Starting at the top of the entries below, set down each line exactly as written, and stop after the line containing "0.176 | -0.099 | -0.099 |".

- - - - -

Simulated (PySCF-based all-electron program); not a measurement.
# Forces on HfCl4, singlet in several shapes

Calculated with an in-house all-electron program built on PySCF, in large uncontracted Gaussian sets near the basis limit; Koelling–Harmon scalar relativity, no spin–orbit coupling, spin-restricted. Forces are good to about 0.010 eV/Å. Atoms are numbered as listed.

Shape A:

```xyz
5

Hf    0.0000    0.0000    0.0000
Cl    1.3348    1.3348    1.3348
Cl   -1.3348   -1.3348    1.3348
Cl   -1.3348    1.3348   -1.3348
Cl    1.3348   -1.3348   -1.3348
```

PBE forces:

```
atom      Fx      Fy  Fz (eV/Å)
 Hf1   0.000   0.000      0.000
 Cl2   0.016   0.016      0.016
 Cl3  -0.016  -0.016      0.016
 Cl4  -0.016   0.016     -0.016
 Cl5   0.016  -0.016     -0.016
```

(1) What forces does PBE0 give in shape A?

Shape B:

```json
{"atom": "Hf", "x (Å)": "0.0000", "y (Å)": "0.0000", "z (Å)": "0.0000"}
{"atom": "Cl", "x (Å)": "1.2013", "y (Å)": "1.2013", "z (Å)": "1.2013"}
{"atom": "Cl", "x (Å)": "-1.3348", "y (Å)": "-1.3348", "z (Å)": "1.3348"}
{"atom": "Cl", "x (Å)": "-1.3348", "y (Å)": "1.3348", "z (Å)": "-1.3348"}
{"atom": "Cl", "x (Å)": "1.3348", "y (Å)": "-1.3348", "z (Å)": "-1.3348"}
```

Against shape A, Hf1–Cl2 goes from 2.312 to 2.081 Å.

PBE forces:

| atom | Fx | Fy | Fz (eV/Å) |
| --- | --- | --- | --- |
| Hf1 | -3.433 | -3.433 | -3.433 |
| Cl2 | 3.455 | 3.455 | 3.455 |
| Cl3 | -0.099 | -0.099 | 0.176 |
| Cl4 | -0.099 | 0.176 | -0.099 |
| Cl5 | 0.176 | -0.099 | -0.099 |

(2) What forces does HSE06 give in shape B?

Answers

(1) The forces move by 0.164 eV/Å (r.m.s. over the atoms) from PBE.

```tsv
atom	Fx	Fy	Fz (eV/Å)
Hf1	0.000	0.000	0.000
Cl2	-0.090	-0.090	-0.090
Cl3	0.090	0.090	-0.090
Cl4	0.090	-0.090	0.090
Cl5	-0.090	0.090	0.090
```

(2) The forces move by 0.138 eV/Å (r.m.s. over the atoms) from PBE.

- - - - -

• Problem solution
Simulated (PySCF-based all-electron program); not a measurement.
# Forces on HfCl4, singlet in several shapes

Calculated with an in-house all-electron program built on PySCF, in large uncontracted Gaussian sets near the basis limit; Koelling–Harmon scalar relativity, no spin–orbit coupling, spin-restricted. Forces are good to about 0.010 eV/Å. Atoms are numbered as listed.

Shape A:

```xyz
5

Hf    0.0000    0.0000    0.0000
Cl    1.3348    1.3348    1.3348
Cl   -1.3348   -1.3348    1.3348
Cl   -1.3348    1.3348   -1.3348
Cl    1.3348   -1.3348   -1.3348
```

PBE forces:

```
atom      Fx      Fy  Fz (eV/Å)
 Hf1   0.000   0.000      0.000
 Cl2   0.016   0.016      0.016
 Cl3  -0.016  -0.016      0.016
 Cl4  -0.016   0.016     -0.016
 Cl5   0.016  -0.016     -0.016
```

(1) What forces does PBE0 give in shape A?

Shape B:

```json
{"atom": "Hf", "x (Å)": "0.0000", "y (Å)": "0.0000", "z (Å)": "0.0000"}
{"atom": "Cl", "x (Å)": "1.2013", "y (Å)": "1.2013", "z (Å)": "1.2013"}
{"atom": "Cl", "x (Å)": "-1.3348", "y (Å)": "-1.3348", "z (Å)": "1.3348"}
{"atom": "Cl", "x (Å)": "-1.3348", "y (Å)": "1.3348", "z (Å)": "-1.3348"}
{"atom": "Cl", "x (Å)": "1.3348", "y (Å)": "-1.3348", "z (Å)": "-1.3348"}
```

Against shape A, Hf1–Cl2 goes from 2.312 to 2.081 Å.

PBE forces:

| atom | Fx | Fy | Fz (eV/Å) |
| --- | --- | --- | --- |
| Hf1 | -3.433 | -3.433 | -3.433 |
| Cl2 | 3.455 | 3.455 | 3.455 |
| Cl3 | -0.099 | -0.099 | 0.176 |
| Cl4 | -0.099 | 0.176 | -0.099 |
| Cl5 | 0.176 | -0.099 | -0.099 |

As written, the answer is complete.